Assigned task =>
Return the lines below exactly as they appear, please, starting with the first and ending with the one that contains "Caveats: forces of".

Extracted entries =>
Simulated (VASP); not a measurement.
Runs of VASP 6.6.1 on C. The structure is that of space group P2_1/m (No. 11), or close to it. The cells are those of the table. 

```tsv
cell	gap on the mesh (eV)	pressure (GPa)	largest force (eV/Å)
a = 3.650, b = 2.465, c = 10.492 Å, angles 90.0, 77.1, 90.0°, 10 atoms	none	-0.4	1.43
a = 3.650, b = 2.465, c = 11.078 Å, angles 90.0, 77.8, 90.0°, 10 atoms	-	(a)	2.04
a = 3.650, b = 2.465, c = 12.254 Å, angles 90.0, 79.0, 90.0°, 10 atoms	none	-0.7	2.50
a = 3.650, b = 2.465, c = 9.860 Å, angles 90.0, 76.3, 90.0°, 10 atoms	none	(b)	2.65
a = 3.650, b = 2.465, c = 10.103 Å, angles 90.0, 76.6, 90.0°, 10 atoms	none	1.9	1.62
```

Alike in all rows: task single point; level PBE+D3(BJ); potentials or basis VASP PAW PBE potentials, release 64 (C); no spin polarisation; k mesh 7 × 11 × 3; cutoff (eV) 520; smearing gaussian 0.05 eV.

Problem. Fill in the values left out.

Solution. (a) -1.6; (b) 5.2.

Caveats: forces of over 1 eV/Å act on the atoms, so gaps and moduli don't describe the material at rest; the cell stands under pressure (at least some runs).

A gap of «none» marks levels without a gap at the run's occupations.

Answer box =>
Simulated (VASP); not a measurement.
Runs of VASP 6.6.1 on C. The structure is that of space group P2_1/m (No. 11), or close to it. The cells are those of the table. 

```tsv
cell	gap on the mesh (eV)	pressure (GPa)	largest force (eV/Å)
a = 3.650, b = 2.465, c = 10.492 Å, angles 90.0, 77.1, 90.0°, 10 atoms	none	-0.4	1.43
a = 3.650, b = 2.465, c = 11.078 Å, angles 90.0, 77.8, 90.0°, 10 atoms	-	(a)	2.04
a = 3.650, b = 2.465, c = 12.254 Å, angles 90.0, 79.0, 90.0°, 10 atoms	none	-0.7	2.50
a = 3.650, b = 2.465, c = 9.860 Å, angles 90.0, 76.3, 90.0°, 10 atoms	none	(b)	2.65
a = 3.650, b = 2.465, c = 10.103 Å, angles 90.0, 76.6, 90.0°, 10 atoms	none	1.9	1.62
```

Alike in all rows: task single point; level PBE+D3(BJ); potentials or basis VASP PAW PBE potentials, release 64 (C); no spin polarisation; k mesh 7 × 11 × 3; cutoff (eV) 520; smearing gaussian 0.05 eV.

Problem. Fill in the values left out.

Solution. (a) -1.6; (b) 5.2.

Caveats: forces of over 1 eV/Å act on the atoms, so gaps and moduli don't describe the material at rest; the cell stands under pressure (at least some runs).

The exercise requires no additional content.